· · · · · · ·

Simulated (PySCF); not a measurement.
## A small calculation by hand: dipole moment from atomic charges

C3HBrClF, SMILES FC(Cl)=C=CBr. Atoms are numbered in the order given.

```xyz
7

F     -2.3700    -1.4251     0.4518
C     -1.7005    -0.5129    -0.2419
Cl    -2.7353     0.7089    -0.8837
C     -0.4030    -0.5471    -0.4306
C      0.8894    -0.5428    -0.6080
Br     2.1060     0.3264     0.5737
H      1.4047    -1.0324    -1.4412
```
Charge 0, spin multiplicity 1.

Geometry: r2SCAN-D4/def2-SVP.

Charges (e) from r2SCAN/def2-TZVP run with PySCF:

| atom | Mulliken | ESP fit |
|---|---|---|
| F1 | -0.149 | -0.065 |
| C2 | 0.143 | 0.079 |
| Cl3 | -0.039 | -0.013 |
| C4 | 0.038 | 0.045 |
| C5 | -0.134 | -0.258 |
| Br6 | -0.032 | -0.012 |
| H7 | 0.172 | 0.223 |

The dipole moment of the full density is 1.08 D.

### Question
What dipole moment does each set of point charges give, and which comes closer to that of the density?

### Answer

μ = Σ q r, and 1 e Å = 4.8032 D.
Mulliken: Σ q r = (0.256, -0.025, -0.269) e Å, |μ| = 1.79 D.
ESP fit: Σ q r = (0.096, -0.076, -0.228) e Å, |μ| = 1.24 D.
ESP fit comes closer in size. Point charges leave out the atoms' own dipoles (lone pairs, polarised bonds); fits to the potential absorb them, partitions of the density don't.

· · · · · · ·

-- WORK TASK --
Within the data above, the lines from the one with "-0.149 | -0.065 |" to the one with "ESP fit: Σ q" must be repeated exactly; no other line belongs in the answer.

-- TASK RESULT --
| F1 | -0.149 | -0.065 |
| C2 | 0.143 | 0.079 |
| Cl3 | -0.039 | -0.013 |
| C4 | 0.038 | 0.045 |
| C5 | -0.134 | -0.258 |
| Br6 | -0.032 | -0.012 |
| H7 | 0.172 | 0.223 |

The dipole moment of the full density is 1.08 D.

### Question
What dipole moment does each set of point charges give, and which comes closer to that of the density?

### Answer

μ = Σ q r, and 1 e Å = 4.8032 D.
Mulliken: Σ q r = (0.256, -0.025, -0.269) e Å, |μ| = 1.79 D.
ESP fit: Σ q r = (0.096, -0.076, -0.228) e Å, |μ| = 1.24 D.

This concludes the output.